Action item →
Your answer must be an exact repetition of every record.

Source material →
==============================
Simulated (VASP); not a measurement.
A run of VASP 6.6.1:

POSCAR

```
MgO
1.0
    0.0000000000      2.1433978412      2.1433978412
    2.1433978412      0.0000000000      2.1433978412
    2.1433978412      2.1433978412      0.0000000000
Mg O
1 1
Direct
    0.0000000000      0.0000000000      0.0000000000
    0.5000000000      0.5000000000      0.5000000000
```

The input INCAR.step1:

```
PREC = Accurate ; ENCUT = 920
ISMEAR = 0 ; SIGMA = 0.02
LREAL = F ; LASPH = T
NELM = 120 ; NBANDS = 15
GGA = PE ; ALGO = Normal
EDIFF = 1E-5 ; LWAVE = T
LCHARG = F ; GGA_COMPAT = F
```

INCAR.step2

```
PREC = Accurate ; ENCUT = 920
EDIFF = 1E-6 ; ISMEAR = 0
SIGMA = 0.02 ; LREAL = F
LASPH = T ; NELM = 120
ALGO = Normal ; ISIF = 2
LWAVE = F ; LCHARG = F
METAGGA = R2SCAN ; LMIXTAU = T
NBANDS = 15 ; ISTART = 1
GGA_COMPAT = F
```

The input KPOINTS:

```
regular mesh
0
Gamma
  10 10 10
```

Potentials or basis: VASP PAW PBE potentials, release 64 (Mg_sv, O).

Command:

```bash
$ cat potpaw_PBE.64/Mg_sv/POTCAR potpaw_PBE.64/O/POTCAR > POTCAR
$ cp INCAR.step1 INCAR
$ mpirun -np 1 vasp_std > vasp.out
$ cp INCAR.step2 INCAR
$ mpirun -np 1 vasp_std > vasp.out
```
==============================

Problem solution →
Simulated (VASP); not a measurement.
A run of VASP 6.6.1:

POSCAR

```
MgO
1.0
    0.0000000000      2.1433978412      2.1433978412
    2.1433978412      0.0000000000      2.1433978412
    2.1433978412      2.1433978412      0.0000000000
Mg O
1 1
Direct
    0.0000000000      0.0000000000      0.0000000000
    0.5000000000      0.5000000000      0.5000000000
```

The input INCAR.step1:

```
PREC = Accurate ; ENCUT = 920
ISMEAR = 0 ; SIGMA = 0.02
LREAL = F ; LASPH = T
NELM = 120 ; NBANDS = 15
GGA = PE ; ALGO = Normal
EDIFF = 1E-5 ; LWAVE = T
LCHARG = F ; GGA_COMPAT = F
```

INCAR.step2

```
PREC = Accurate ; ENCUT = 920
EDIFF = 1E-6 ; ISMEAR = 0
SIGMA = 0.02 ; LREAL = F
LASPH = T ; NELM = 120
ALGO = Normal ; ISIF = 2
LWAVE = F ; LCHARG = F
METAGGA = R2SCAN ; LMIXTAU = T
NBANDS = 15 ; ISTART = 1
GGA_COMPAT = F
```

The input KPOINTS:

```
regular mesh
0
Gamma
  10 10 10
```

Potentials or basis: VASP PAW PBE potentials, release 64 (Mg_sv, O).

Command:

```bash
$ cat potpaw_PBE.64/Mg_sv/POTCAR potpaw_PBE.64/O/POTCAR > POTCAR
$ cp INCAR.step1 INCAR
$ mpirun -np 1 vasp_std > vasp.out
$ cp INCAR.step2 INCAR
$ mpirun -np 1 vasp_std > vasp.out
```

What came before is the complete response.